_Exercise_.
Up to and including the line that contains "Problem. How long", write out each line of the material from its first line, exactly.

_Dataset entries_.
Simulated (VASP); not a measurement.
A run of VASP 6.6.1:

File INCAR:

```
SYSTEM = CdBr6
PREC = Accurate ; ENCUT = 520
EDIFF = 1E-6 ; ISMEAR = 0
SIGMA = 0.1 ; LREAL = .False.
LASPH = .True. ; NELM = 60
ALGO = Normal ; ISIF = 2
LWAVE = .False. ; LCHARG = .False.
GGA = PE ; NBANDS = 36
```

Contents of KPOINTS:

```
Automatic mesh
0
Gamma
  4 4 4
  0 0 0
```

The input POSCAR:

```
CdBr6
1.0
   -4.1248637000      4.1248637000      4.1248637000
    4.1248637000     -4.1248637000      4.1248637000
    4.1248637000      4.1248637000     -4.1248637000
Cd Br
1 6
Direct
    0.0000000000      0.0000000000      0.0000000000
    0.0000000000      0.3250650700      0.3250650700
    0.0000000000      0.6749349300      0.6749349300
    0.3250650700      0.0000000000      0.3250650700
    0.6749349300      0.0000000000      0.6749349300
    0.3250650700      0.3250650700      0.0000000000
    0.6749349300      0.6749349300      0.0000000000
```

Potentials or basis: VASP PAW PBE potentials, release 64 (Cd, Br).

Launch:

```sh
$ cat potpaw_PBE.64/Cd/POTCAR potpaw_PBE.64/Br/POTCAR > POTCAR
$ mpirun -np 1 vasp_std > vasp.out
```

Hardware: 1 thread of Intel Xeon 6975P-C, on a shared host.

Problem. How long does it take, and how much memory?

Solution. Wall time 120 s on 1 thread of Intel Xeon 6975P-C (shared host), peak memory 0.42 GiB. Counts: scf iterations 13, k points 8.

_Task answer_.
Simulated (VASP); not a measurement.
A run of VASP 6.6.1:

File INCAR:

```
SYSTEM = CdBr6
PREC = Accurate ; ENCUT = 520
EDIFF = 1E-6 ; ISMEAR = 0
SIGMA = 0.1 ; LREAL = .False.
LASPH = .True. ; NELM = 60
ALGO = Normal ; ISIF = 2
LWAVE = .False. ; LCHARG = .False.
GGA = PE ; NBANDS = 36
```

Contents of KPOINTS:

```
Automatic mesh
0
Gamma
  4 4 4
  0 0 0
```

The input POSCAR:

```
CdBr6
1.0
   -4.1248637000      4.1248637000      4.1248637000
    4.1248637000     -4.1248637000      4.1248637000
    4.1248637000      4.1248637000     -4.1248637000
Cd Br
1 6
Direct
    0.0000000000      0.0000000000      0.0000000000
    0.0000000000      0.3250650700      0.3250650700
    0.0000000000      0.6749349300      0.6749349300
    0.3250650700      0.0000000000      0.3250650700
    0.6749349300      0.0000000000      0.6749349300
    0.3250650700      0.3250650700      0.0000000000
    0.6749349300      0.6749349300      0.0000000000
```

Potentials or basis: VASP PAW PBE potentials, release 64 (Cd, Br).

Launch:

```sh
$ cat potpaw_PBE.64/Cd/POTCAR potpaw_PBE.64/Br/POTCAR > POTCAR
$ mpirun -np 1 vasp_std > vasp.out
```

Hardware: 1 thread of Intel Xeon 6975P-C, on a shared host.

Problem. How long does it take, and how much memory?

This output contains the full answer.